■ **Work item**
Please write the following entries out once more, exactly.

________________________

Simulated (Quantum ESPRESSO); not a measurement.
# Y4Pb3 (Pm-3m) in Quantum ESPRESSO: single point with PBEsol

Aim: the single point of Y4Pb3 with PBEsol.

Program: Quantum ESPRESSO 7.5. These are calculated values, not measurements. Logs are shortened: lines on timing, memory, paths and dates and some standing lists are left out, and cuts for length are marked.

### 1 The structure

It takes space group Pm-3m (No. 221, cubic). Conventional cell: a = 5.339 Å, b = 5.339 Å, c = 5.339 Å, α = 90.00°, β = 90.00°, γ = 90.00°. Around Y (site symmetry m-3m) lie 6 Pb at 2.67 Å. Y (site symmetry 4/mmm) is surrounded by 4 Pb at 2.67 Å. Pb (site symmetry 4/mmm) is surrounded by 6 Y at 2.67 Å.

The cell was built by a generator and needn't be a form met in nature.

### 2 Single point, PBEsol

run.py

________________________

■ **Answer area**
Simulated (Quantum ESPRESSO); not a measurement.
# Y4Pb3 (Pm-3m) in Quantum ESPRESSO: single point with PBEsol

Aim: the single point of Y4Pb3 with PBEsol.

Program: Quantum ESPRESSO 7.5. These are calculated values, not measurements. Logs are shortened: lines on timing, memory, paths and dates and some standing lists are left out, and cuts for length are marked.

### 1 The structure

It takes space group Pm-3m (No. 221, cubic). Conventional cell: a = 5.339 Å, b = 5.339 Å, c = 5.339 Å, α = 90.00°, β = 90.00°, γ = 90.00°. Around Y (site symmetry m-3m) lie 6 Pb at 2.67 Å. Y (site symmetry 4/mmm) is surrounded by 4 Pb at 2.67 Å. Pb (site symmetry 4/mmm) is surrounded by 6 Y at 2.67 Å.

The cell was built by a generator and needn't be a form met in nature.

### 2 Single point, PBEsol

run.py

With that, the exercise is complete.